### The data
--- --- ---
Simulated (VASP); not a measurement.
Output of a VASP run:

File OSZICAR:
--- --- ---

The response should contain each record above, retyped exactly.

Simulated (VASP); not a measurement.
Output of a VASP run:

File OSZICAR:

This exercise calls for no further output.